:: SUPPLIED MATERIAL ::

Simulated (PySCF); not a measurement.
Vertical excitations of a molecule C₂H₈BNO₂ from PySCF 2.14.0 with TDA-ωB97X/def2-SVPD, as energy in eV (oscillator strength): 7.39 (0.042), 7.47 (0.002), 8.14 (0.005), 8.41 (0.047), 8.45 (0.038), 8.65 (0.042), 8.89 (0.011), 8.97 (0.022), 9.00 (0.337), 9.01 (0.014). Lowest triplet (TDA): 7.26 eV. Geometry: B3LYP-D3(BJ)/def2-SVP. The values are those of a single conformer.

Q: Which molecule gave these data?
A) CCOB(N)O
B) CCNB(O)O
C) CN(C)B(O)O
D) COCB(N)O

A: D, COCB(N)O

:::

An identical copy of the preceding records should be returned.

» **YOUR RESPONSE**:
Simulated (PySCF); not a measurement.
Vertical excitations of a molecule C₂H₈BNO₂ from PySCF 2.14.0 with TDA-ωB97X/def2-SVPD, as energy in eV (oscillator strength): 7.39 (0.042), 7.47 (0.002), 8.14 (0.005), 8.41 (0.047), 8.45 (0.038), 8.65 (0.042), 8.89 (0.011), 8.97 (0.022), 9.00 (0.337), 9.01 (0.014). Lowest triplet (TDA): 7.26 eV. Geometry: B3LYP-D3(BJ)/def2-SVP. The values are those of a single conformer.

Q: Which molecule gave these data?
A) CCOB(N)O
B) CCNB(O)O
C) CN(C)B(O)O
D) COCB(N)O

A: D, COCB(N)O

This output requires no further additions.